# REQUIRED ACTION
Please retype every entry, keeping each one exactly as written.

# INFORMATION
== == ==
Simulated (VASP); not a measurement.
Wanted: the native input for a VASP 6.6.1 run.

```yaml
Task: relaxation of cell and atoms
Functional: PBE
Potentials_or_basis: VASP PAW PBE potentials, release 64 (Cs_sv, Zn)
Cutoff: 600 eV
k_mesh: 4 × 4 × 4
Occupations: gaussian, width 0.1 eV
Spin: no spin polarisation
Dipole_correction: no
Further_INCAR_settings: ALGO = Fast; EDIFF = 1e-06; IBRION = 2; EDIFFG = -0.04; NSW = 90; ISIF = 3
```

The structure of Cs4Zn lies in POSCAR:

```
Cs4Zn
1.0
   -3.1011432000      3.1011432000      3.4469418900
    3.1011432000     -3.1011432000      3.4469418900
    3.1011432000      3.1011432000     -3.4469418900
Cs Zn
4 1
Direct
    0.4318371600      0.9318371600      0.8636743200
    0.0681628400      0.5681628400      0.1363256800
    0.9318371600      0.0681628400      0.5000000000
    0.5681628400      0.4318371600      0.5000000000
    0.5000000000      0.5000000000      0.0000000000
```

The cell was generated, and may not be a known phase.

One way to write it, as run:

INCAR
== == ==

# WORKED SOLUTION
Simulated (VASP); not a measurement.
Wanted: the native input for a VASP 6.6.1 run.

```yaml
Task: relaxation of cell and atoms
Functional: PBE
Potentials_or_basis: VASP PAW PBE potentials, release 64 (Cs_sv, Zn)
Cutoff: 600 eV
k_mesh: 4 × 4 × 4
Occupations: gaussian, width 0.1 eV
Spin: no spin polarisation
Dipole_correction: no
Further_INCAR_settings: ALGO = Fast; EDIFF = 1e-06; IBRION = 2; EDIFFG = -0.04; NSW = 90; ISIF = 3
```

The structure of Cs4Zn lies in POSCAR:

```
Cs4Zn
1.0
   -3.1011432000      3.1011432000      3.4469418900
    3.1011432000     -3.1011432000      3.4469418900
    3.1011432000      3.1011432000     -3.4469418900
Cs Zn
4 1
Direct
    0.4318371600      0.9318371600      0.8636743200
    0.0681628400      0.5681628400      0.1363256800
    0.9318371600      0.0681628400      0.5000000000
    0.5681628400      0.4318371600      0.5000000000
    0.5000000000      0.5000000000      0.0000000000
```

The cell was generated, and may not be a known phase.

One way to write it, as run:

INCAR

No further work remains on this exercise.